-- DATA EXTRACTS follows --

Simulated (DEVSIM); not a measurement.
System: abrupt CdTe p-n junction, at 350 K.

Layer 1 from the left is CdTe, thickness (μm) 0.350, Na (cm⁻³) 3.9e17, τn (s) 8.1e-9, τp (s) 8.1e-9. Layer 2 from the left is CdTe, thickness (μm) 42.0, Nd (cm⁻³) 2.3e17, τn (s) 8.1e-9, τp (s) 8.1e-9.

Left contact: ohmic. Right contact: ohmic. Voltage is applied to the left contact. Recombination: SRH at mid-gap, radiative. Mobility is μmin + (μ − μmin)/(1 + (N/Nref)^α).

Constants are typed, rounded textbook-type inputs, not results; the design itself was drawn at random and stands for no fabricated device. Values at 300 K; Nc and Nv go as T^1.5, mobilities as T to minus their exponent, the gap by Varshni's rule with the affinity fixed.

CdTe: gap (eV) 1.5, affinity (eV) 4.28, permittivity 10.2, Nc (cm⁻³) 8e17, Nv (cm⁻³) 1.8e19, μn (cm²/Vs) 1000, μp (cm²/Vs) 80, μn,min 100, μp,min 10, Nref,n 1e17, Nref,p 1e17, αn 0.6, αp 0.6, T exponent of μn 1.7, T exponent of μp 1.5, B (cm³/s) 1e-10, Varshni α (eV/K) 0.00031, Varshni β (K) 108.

-- DATA EXTRACTS concluded --

TASK ITEM>
Transcribe all the material exactly.

RESPONSE BOX>
Simulated (DEVSIM); not a measurement.
System: abrupt CdTe p-n junction, at 350 K.

Layer 1 from the left is CdTe, thickness (μm) 0.350, Na (cm⁻³) 3.9e17, τn (s) 8.1e-9, τp (s) 8.1e-9. Layer 2 from the left is CdTe, thickness (μm) 42.0, Nd (cm⁻³) 2.3e17, τn (s) 8.1e-9, τp (s) 8.1e-9.

Left contact: ohmic. Right contact: ohmic. Voltage is applied to the left contact. Recombination: SRH at mid-gap, radiative. Mobility is μmin + (μ − μmin)/(1 + (N/Nref)^α).

Constants are typed, rounded textbook-type inputs, not results; the design itself was drawn at random and stands for no fabricated device. Values at 300 K; Nc and Nv go as T^1.5, mobilities as T to minus their exponent, the gap by Varshni's rule with the affinity fixed.

CdTe: gap (eV) 1.5, affinity (eV) 4.28, permittivity 10.2, Nc (cm⁻³) 8e17, Nv (cm⁻³) 1.8e19, μn (cm²/Vs) 1000, μp (cm²/Vs) 80, μn,min 100, μp,min 10, Nref,n 1e17, Nref,p 1e17, αn 0.6, αp 0.6, T exponent of μn 1.7, T exponent of μp 1.5, B (cm³/s) 1e-10, Varshni α (eV/K) 0.00031, Varshni β (K) 108.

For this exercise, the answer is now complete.